● **Work instruction**:
Set down each line from the start of the material exactly, please, up to and including the one that contains "The formula P".

==============================

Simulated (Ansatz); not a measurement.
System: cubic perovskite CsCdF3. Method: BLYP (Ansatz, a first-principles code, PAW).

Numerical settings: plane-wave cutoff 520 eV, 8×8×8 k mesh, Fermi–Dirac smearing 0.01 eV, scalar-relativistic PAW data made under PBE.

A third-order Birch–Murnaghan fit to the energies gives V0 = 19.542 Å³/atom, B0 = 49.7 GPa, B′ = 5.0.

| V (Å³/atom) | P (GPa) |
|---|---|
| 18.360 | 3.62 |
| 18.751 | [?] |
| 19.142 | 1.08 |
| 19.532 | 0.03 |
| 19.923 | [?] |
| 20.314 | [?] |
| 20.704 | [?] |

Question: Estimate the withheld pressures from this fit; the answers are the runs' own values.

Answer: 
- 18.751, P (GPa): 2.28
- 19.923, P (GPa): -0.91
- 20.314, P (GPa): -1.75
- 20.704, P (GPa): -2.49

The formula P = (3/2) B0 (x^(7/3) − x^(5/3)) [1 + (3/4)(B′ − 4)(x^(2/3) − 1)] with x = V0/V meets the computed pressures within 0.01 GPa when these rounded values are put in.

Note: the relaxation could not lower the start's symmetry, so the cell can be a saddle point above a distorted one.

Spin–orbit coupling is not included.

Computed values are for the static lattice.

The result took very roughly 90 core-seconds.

==============================

● **Answer box**:
Simulated (Ansatz); not a measurement.
System: cubic perovskite CsCdF3. Method: BLYP (Ansatz, a first-principles code, PAW).

Numerical settings: plane-wave cutoff 520 eV, 8×8×8 k mesh, Fermi–Dirac smearing 0.01 eV, scalar-relativistic PAW data made under PBE.

A third-order Birch–Murnaghan fit to the energies gives V0 = 19.542 Å³/atom, B0 = 49.7 GPa, B′ = 5.0.

| V (Å³/atom) | P (GPa) |
|---|---|
| 18.360 | 3.62 |
| 18.751 | [?] |
| 19.142 | 1.08 |
| 19.532 | 0.03 |
| 19.923 | [?] |
| 20.314 | [?] |
| 20.704 | [?] |

Question: Estimate the withheld pressures from this fit; the answers are the runs' own values.

Answer: 
- 18.751, P (GPa): 2.28
- 19.923, P (GPa): -0.91
- 20.314, P (GPa): -1.75
- 20.704, P (GPa): -2.49

The formula P = (3/2) B0 (x^(7/3) − x^(5/3)) [1 + (3/4)(B′ − 4)(x^(2/3) − 1)] with x = V0/V meets the computed pressures within 0.01 GPa when these rounded values are put in.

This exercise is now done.